======== Dataset records ========

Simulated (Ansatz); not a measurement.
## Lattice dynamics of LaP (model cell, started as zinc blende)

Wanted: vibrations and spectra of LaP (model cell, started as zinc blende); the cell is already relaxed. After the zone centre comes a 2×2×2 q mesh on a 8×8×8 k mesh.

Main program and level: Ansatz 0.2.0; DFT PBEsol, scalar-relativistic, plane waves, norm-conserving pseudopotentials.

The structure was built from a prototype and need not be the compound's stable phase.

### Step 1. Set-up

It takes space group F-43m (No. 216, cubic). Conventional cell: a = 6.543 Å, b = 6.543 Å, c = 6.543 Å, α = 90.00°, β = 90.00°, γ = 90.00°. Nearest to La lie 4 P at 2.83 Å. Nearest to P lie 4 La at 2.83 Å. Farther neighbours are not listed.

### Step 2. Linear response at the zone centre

========

» **Task item**
Write out every entry again, exactly as it appears.

» **Answer area**
Simulated (Ansatz); not a measurement.
## Lattice dynamics of LaP (model cell, started as zinc blende)

Wanted: vibrations and spectra of LaP (model cell, started as zinc blende); the cell is already relaxed. After the zone centre comes a 2×2×2 q mesh on a 8×8×8 k mesh.

Main program and level: Ansatz 0.2.0; DFT PBEsol, scalar-relativistic, plane waves, norm-conserving pseudopotentials.

The structure was built from a prototype and need not be the compound's stable phase.

### Step 1. Set-up

It takes space group F-43m (No. 216, cubic). Conventional cell: a = 6.543 Å, b = 6.543 Å, c = 6.543 Å, α = 90.00°, β = 90.00°, γ = 90.00°. Nearest to La lie 4 P at 2.83 Å. Nearest to P lie 4 La at 2.83 Å. Farther neighbours are not listed.

### Step 2. Linear response at the zone centre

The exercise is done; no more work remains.